########

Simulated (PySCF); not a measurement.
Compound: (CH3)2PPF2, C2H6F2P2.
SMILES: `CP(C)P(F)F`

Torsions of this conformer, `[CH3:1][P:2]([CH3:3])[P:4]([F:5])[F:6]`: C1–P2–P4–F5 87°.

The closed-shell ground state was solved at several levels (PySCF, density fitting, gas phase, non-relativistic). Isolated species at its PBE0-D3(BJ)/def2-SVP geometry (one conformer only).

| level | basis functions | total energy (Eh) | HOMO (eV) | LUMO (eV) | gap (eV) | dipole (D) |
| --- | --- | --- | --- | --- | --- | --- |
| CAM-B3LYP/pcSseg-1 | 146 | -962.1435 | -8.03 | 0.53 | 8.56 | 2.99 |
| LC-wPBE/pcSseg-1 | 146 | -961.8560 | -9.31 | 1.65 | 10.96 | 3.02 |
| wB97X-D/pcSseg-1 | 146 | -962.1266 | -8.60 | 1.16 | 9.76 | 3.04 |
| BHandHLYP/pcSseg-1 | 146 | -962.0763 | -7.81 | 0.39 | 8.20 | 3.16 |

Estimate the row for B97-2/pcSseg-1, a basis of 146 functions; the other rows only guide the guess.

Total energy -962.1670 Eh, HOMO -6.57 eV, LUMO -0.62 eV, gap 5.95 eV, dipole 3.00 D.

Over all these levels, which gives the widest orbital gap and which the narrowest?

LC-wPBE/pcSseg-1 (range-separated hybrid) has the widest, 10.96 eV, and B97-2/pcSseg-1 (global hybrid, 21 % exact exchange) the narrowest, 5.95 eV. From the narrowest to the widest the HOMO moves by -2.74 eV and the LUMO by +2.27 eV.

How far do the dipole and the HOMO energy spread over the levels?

########

■ Work instruction
Beginning at the top of the data, please return every line until and including the line containing "The closed-shell ground", copied exactly, and nothing past it.

■ Task result
Simulated (PySCF); not a measurement.
Compound: (CH3)2PPF2, C2H6F2P2.
SMILES: `CP(C)P(F)F`

Torsions of this conformer, `[CH3:1][P:2]([CH3:3])[P:4]([F:5])[F:6]`: C1–P2–P4–F5 87°.

The closed-shell ground state was solved at several levels (PySCF, density fitting, gas phase, non-relativistic). Isolated species at its PBE0-D3(BJ)/def2-SVP geometry (one conformer only).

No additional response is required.